________________

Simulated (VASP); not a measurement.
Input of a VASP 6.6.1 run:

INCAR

________________

--- Work request ---
This exercise requires all the entries to be written out again exactly.

--- Task result ---
Simulated (VASP); not a measurement.
Input of a VASP 6.6.1 run:

INCAR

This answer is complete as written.